> **Requirement**
In the listing below, print exactly the lines between the line holding "Question: HO–SiH₃ +" and the line holding "Surface: singlet. Broken: H–O, Ga–O.", inclusive, and no more.

::: Information :::

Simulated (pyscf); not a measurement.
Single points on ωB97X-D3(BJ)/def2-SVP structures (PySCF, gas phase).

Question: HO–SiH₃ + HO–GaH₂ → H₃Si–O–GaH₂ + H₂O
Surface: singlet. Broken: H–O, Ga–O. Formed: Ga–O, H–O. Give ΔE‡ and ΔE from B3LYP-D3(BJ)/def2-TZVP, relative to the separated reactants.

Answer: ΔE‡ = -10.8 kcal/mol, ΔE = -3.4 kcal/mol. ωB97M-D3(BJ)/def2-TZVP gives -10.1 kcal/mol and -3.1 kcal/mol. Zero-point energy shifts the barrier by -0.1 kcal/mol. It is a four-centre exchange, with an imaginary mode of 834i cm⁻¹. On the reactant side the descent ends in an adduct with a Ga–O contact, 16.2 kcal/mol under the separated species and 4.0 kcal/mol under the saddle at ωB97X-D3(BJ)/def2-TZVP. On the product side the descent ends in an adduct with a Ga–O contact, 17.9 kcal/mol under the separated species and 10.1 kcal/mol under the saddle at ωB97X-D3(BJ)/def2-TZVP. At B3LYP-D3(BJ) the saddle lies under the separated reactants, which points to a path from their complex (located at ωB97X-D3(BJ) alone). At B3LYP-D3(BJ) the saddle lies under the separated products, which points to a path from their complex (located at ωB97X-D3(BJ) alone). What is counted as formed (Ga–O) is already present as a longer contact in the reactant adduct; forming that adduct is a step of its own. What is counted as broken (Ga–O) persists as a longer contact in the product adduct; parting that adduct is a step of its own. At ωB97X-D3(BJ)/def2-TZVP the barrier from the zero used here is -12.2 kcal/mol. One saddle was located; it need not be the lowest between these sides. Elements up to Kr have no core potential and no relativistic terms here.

:::

> **Answer section**
Question: HO–SiH₃ + HO–GaH₂ → H₃Si–O–GaH₂ + H₂O
Surface: singlet. Broken: H–O, Ga–O. Formed: Ga–O, H–O. Give ΔE‡ and ΔE from B3LYP-D3(BJ)/def2-TZVP, relative to the separated reactants.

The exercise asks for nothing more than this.